#### Work instruction
Could you print every entry below exactly as given?

▼

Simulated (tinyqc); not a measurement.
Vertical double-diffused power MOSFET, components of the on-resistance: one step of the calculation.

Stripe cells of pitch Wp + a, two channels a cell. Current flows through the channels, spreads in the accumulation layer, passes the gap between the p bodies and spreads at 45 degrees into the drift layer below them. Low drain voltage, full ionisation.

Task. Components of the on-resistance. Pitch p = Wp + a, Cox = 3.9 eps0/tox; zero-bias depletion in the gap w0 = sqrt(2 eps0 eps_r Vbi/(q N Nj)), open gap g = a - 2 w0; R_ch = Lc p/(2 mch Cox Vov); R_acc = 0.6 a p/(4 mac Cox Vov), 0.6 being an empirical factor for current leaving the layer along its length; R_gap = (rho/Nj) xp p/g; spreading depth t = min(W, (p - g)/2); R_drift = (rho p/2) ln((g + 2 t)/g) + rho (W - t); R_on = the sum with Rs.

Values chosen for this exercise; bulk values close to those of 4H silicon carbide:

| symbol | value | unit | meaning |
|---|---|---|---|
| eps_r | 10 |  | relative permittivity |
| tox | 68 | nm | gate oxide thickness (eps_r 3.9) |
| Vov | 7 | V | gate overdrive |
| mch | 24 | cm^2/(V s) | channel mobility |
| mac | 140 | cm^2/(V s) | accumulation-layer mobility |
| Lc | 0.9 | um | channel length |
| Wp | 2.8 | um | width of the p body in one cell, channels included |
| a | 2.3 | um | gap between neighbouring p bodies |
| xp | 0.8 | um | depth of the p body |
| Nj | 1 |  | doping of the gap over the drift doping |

▲

#### Reply
Simulated (tinyqc); not a measurement.
Vertical double-diffused power MOSFET, components of the on-resistance: one step of the calculation.

Stripe cells of pitch Wp + a, two channels a cell. Current flows through the channels, spreads in the accumulation layer, passes the gap between the p bodies and spreads at 45 degrees into the drift layer below them. Low drain voltage, full ionisation.

Task. Components of the on-resistance. Pitch p = Wp + a, Cox = 3.9 eps0/tox; zero-bias depletion in the gap w0 = sqrt(2 eps0 eps_r Vbi/(q N Nj)), open gap g = a - 2 w0; R_ch = Lc p/(2 mch Cox Vov); R_acc = 0.6 a p/(4 mac Cox Vov), 0.6 being an empirical factor for current leaving the layer along its length; R_gap = (rho/Nj) xp p/g; spreading depth t = min(W, (p - g)/2); R_drift = (rho p/2) ln((g + 2 t)/g) + rho (W - t); R_on = the sum with Rs.

Values chosen for this exercise; bulk values close to those of 4H silicon carbide:

| symbol | value | unit | meaning |
|---|---|---|---|
| eps_r | 10 |  | relative permittivity |
| tox | 68 | nm | gate oxide thickness (eps_r 3.9) |
| Vov | 7 | V | gate overdrive |
| mch | 24 | cm^2/(V s) | channel mobility |
| mac | 140 | cm^2/(V s) | accumulation-layer mobility |
| Lc | 0.9 | um | channel length |
| Wp | 2.8 | um | width of the p body in one cell, channels included |
| a | 2.3 | um | gap between neighbouring p bodies |
| xp | 0.8 | um | depth of the p body |
| Nj | 1 |  | doping of the gap over the drift doping |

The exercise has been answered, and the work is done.